_Task item_
Every entry needs to be duplicated exactly.

_Information given_
↓

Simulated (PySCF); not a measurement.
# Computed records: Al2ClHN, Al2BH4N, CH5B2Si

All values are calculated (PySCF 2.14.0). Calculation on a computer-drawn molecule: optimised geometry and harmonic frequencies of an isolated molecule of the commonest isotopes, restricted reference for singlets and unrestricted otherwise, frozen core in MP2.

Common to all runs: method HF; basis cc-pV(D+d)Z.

↑

_Your response_
Simulated (PySCF); not a measurement.
# Computed records: Al2ClHN, Al2BH4N, CH5B2Si

All values are calculated (PySCF 2.14.0). Calculation on a computer-drawn molecule: optimised geometry and harmonic frequencies of an isolated molecule of the commonest isotopes, restricted reference for singlets and unrestricted otherwise, frozen core in MP2.

Common to all runs: method HF; basis cc-pV(D+d)Z.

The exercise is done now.